→ **Supplied data**:
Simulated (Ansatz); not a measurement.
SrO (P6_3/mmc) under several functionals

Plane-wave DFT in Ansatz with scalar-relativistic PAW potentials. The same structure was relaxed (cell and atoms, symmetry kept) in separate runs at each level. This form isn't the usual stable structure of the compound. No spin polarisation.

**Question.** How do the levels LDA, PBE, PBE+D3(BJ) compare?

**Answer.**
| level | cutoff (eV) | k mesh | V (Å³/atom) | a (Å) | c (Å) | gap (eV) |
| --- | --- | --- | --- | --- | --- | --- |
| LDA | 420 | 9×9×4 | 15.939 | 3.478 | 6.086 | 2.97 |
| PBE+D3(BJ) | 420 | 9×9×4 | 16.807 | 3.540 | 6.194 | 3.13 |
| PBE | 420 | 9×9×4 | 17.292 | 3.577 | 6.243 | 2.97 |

→ **Activity**: Find where the line with "6.086 | 2.97 |" sits in the material above, then copy exactly from it through the line with "6.194 | 3.13 |". Add no other line.

→ **Your response**:
| LDA | 420 | 9×9×4 | 15.939 | 3.478 | 6.086 | 2.97 |
| PBE+D3(BJ) | 420 | 9×9×4 | 16.807 | 3.540 | 6.194 | 3.13 |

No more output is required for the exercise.